■ ■ ■

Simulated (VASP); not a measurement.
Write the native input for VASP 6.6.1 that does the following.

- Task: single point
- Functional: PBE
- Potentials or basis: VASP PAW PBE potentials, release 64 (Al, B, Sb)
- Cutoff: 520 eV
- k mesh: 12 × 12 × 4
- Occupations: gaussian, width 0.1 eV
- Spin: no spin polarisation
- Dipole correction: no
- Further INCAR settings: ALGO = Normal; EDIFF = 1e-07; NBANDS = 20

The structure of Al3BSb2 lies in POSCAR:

■ ■ ■

▶ **Exercise**
Go through the material and set every line down again exactly.

▶ **Written answer**
Simulated (VASP); not a measurement.
Write the native input for VASP 6.6.1 that does the following.

- Task: single point
- Functional: PBE
- Potentials or basis: VASP PAW PBE potentials, release 64 (Al, B, Sb)
- Cutoff: 520 eV
- k mesh: 12 × 12 × 4
- Occupations: gaussian, width 0.1 eV
- Spin: no spin polarisation
- Dipole correction: no
- Further INCAR settings: ALGO = Normal; EDIFF = 1e-07; NBANDS = 20

The structure of Al3BSb2 lies in POSCAR:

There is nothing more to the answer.